:: WORK REQUEST ::
Reproduce every entry in the listing without alteration.

:: SUPPLIED RECORDS ::

Content starts

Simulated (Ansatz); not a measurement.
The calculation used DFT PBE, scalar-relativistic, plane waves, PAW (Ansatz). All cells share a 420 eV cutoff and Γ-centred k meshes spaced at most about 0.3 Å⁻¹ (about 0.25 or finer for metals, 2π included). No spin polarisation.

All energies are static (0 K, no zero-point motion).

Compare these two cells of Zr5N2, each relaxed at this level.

Content ends

:: EXERCISE RESPONSE ::
Simulated (Ansatz); not a measurement.
The calculation used DFT PBE, scalar-relativistic, plane waves, PAW (Ansatz). All cells share a 420 eV cutoff and Γ-centred k meshes spaced at most about 0.3 Å⁻¹ (about 0.25 or finer for metals, 2π included). No spin polarisation.

All energies are static (0 K, no zero-point motion).

Compare these two cells of Zr5N2, each relaxed at this level.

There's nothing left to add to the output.